Action item:
When you reproduce the listing below, keep every entry exactly as written.

====== Raw data ======

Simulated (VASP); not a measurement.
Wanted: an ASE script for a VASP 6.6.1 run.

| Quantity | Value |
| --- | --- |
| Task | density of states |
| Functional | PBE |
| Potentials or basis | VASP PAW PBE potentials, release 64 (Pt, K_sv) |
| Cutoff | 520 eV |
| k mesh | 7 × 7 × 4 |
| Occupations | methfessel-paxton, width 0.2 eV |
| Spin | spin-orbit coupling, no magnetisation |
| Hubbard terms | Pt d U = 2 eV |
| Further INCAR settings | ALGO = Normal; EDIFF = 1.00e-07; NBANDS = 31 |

======

Task result:
Simulated (VASP); not a measurement.
Wanted: an ASE script for a VASP 6.6.1 run.

| Quantity | Value |
| --- | --- |
| Task | density of states |
| Functional | PBE |
| Potentials or basis | VASP PAW PBE potentials, release 64 (Pt, K_sv) |
| Cutoff | 520 eV |
| k mesh | 7 × 7 × 4 |
| Occupations | methfessel-paxton, width 0.2 eV |
| Spin | spin-orbit coupling, no magnetisation |
| Hubbard terms | Pt d U = 2 eV |
| Further INCAR settings | ALGO = Normal; EDIFF = 1.00e-07; NBANDS = 31 |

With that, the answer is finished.